WORK TASK –
Each entry needs to be reproduced exactly, with none left out.

DATA TO EXAMINE –
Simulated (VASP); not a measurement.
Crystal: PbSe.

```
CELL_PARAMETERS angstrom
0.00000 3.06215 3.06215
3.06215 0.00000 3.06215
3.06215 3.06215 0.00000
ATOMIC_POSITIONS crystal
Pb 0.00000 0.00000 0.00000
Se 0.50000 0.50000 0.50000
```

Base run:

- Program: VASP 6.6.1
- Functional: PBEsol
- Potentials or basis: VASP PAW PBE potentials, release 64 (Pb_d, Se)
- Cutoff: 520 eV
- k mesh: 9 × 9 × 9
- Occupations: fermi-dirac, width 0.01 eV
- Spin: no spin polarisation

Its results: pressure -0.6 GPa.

TASK RESULT –
Simulated (VASP); not a measurement.
Crystal: PbSe.

```
CELL_PARAMETERS angstrom
0.00000 3.06215 3.06215
3.06215 0.00000 3.06215
3.06215 3.06215 0.00000
ATOMIC_POSITIONS crystal
Pb 0.00000 0.00000 0.00000
Se 0.50000 0.50000 0.50000
```

Base run:

- Program: VASP 6.6.1
- Functional: PBEsol
- Potentials or basis: VASP PAW PBE potentials, release 64 (Pb_d, Se)
- Cutoff: 520 eV
- k mesh: 9 × 9 × 9
- Occupations: fermi-dirac, width 0.01 eV
- Spin: no spin polarisation

Its results: pressure -0.6 GPa.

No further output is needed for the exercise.